= = = = = = =

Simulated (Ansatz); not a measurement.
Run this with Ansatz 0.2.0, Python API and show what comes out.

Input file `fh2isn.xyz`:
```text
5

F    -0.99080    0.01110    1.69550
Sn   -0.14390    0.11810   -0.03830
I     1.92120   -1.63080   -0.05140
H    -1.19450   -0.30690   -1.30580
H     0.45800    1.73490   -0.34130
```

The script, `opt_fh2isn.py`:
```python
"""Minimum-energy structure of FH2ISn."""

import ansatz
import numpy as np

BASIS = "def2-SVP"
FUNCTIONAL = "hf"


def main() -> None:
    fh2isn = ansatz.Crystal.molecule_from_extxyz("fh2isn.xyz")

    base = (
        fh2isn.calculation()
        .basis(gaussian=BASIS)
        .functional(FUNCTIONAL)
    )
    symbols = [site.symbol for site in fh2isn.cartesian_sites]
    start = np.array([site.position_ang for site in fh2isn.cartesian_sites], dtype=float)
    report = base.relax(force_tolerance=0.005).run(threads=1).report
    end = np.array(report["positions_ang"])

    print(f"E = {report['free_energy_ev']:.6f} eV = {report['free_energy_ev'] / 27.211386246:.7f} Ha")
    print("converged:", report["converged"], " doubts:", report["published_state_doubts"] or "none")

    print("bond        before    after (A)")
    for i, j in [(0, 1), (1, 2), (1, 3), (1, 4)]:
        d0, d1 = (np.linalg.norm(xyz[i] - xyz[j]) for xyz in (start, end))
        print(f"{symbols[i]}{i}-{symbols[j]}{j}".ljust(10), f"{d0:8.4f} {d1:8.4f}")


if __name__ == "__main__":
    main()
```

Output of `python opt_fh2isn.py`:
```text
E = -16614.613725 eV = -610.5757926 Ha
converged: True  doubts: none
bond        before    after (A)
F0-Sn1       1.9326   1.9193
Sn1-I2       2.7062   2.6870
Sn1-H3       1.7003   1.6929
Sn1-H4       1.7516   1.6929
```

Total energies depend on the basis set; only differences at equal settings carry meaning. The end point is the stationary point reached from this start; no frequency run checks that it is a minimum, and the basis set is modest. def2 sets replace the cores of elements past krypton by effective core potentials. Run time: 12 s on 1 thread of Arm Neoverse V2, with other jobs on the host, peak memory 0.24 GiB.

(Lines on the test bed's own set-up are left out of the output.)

= = = = = = =

» Action item
In the answer, the lines from the first line of the data above through the line containing "Total energies depend" must appear exactly as written, with nothing else.

» Task answer
Simulated (Ansatz); not a measurement.
Run this with Ansatz 0.2.0, Python API and show what comes out.

Input file `fh2isn.xyz`:
```text
5

F    -0.99080    0.01110    1.69550
Sn   -0.14390    0.11810   -0.03830
I     1.92120   -1.63080   -0.05140
H    -1.19450   -0.30690   -1.30580
H     0.45800    1.73490   -0.34130
```

The script, `opt_fh2isn.py`:
```python
"""Minimum-energy structure of FH2ISn."""

import ansatz
import numpy as np

BASIS = "def2-SVP"
FUNCTIONAL = "hf"


def main() -> None:
    fh2isn = ansatz.Crystal.molecule_from_extxyz("fh2isn.xyz")

    base = (
        fh2isn.calculation()
        .basis(gaussian=BASIS)
        .functional(FUNCTIONAL)
    )
    symbols = [site.symbol for site in fh2isn.cartesian_sites]
    start = np.array([site.position_ang for site in fh2isn.cartesian_sites], dtype=float)
    report = base.relax(force_tolerance=0.005).run(threads=1).report
    end = np.array(report["positions_ang"])

    print(f"E = {report['free_energy_ev']:.6f} eV = {report['free_energy_ev'] / 27.211386246:.7f} Ha")
    print("converged:", report["converged"], " doubts:", report["published_state_doubts"] or "none")

    print("bond        before    after (A)")
    for i, j in [(0, 1), (1, 2), (1, 3), (1, 4)]:
        d0, d1 = (np.linalg.norm(xyz[i] - xyz[j]) for xyz in (start, end))
        print(f"{symbols[i]}{i}-{symbols[j]}{j}".ljust(10), f"{d0:8.4f} {d1:8.4f}")


if __name__ == "__main__":
    main()
```

Output of `python opt_fh2isn.py`:
```text
E = -16614.613725 eV = -610.5757926 Ha
converged: True  doubts: none
bond        before    after (A)
F0-Sn1       1.9326   1.9193
Sn1-I2       2.7062   2.6870
Sn1-H3       1.7003   1.6929
Sn1-H4       1.7516   1.6929
```

Total energies depend on the basis set; only differences at equal settings carry meaning. The end point is the stationary point reached from this start; no frequency run checks that it is a minimum, and the basis set is modest. def2 sets replace the cores of elements past krypton by effective core potentials. Run time: 12 s on 1 thread of Arm Neoverse V2, with other jobs on the host, peak memory 0.24 GiB.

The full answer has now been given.